RECORDS SHOWN
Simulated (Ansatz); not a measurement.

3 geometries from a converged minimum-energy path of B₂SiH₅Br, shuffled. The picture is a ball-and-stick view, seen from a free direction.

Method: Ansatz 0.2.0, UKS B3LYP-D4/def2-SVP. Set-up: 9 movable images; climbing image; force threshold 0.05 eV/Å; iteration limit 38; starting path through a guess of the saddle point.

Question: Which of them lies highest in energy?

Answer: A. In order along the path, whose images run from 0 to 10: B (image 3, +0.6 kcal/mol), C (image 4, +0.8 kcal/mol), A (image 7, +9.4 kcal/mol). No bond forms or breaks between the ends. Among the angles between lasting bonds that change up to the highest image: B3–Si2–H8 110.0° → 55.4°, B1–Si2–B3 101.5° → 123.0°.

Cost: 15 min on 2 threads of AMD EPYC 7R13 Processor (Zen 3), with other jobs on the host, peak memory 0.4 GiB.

ACTION ITEM
Give back every line from the beginning of the records through the line holding "3 geometries from", exactly as it reads, and leave out the rest.

RESULT
Simulated (Ansatz); not a measurement.

3 geometries from a converged minimum-energy path of B₂SiH₅Br, shuffled. The picture is a ball-and-stick view, seen from a free direction.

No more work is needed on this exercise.